_Dataset extract:_
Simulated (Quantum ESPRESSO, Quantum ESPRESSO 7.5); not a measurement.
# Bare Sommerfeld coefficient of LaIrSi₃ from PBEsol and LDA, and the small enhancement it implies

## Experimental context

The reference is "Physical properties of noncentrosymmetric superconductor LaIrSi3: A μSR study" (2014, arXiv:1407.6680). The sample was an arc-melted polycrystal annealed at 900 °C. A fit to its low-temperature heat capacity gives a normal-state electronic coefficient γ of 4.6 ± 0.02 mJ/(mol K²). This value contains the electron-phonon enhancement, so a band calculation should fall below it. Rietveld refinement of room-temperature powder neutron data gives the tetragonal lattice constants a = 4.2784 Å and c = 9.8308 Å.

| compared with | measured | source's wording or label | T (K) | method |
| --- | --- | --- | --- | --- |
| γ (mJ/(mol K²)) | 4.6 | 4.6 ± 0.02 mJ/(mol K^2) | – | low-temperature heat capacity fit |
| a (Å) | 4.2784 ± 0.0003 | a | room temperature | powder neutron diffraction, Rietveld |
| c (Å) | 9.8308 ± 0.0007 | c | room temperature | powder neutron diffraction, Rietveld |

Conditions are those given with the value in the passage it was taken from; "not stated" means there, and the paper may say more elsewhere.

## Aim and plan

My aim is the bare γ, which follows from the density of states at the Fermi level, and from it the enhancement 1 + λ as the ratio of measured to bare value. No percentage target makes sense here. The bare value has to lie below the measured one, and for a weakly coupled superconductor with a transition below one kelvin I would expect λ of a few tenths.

_Work instruction:_ One stretch of the lines above is wanted, from the line that contains "capacity fit |" through the line that contains "## Aim and plan". Output it exactly.

_Exercise result:_
| γ (mJ/(mol K²)) | 4.6 | 4.6 ± 0.02 mJ/(mol K^2) | – | low-temperature heat capacity fit |
| a (Å) | 4.2784 ± 0.0003 | a | room temperature | powder neutron diffraction, Rietveld |
| c (Å) | 9.8308 ± 0.0007 | c | room temperature | powder neutron diffraction, Rietveld |

Conditions are those given with the value in the passage it was taken from; "not stated" means there, and the paper may say more elsewhere.

## Aim and plan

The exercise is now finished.